- [Task item]:
Up to and including the line with "Theory: Ansatz 0.2.0, RKS PBE/def2-SVP.", please set down the entries below exactly, starting from the first line.

- [Data supplied]:
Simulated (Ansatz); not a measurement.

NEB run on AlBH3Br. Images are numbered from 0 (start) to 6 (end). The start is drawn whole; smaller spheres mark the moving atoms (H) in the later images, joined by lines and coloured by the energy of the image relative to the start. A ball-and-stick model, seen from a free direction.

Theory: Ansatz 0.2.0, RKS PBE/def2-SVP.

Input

- [Answer section]:
Simulated (Ansatz); not a measurement.

NEB run on AlBH3Br. Images are numbered from 0 (start) to 6 (end). The start is drawn whole; smaller spheres mark the moving atoms (H) in the later images, joined by lines and coloured by the energy of the image relative to the start. A ball-and-stick model, seen from a free direction.

Theory: Ansatz 0.2.0, RKS PBE/def2-SVP.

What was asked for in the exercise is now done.